Source material:
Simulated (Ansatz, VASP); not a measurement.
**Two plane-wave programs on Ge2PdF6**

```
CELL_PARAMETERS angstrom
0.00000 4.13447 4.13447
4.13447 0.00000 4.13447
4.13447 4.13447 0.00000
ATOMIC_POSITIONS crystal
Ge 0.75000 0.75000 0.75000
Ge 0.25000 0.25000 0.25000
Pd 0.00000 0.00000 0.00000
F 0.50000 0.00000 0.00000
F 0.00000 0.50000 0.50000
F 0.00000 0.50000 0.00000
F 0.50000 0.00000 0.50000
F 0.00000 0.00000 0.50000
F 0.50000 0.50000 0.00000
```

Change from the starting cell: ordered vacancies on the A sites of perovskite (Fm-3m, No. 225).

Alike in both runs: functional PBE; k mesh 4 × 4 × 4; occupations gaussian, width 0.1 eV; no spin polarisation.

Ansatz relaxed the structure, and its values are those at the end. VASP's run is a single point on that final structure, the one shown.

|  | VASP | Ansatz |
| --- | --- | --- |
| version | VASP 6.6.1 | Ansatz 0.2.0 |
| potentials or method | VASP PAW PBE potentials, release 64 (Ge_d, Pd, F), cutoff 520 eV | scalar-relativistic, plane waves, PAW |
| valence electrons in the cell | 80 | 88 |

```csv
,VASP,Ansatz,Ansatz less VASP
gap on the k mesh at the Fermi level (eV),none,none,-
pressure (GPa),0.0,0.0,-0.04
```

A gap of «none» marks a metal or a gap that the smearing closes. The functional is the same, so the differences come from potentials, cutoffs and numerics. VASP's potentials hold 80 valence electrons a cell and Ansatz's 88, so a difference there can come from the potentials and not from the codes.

Work request: Going down the listing above, begin printing at the line with "Change from the" and finish with the line with "Ansatz relaxed the", exactly as they appear.

Exercise result:
Change from the starting cell: ordered vacancies on the A sites of perovskite (Fm-3m, No. 225).

Alike in both runs: functional PBE; k mesh 4 × 4 × 4; occupations gaussian, width 0.1 eV; no spin polarisation.

Ansatz relaxed the structure, and its values are those at the end. VASP's run is a single point on that final structure, the one shown.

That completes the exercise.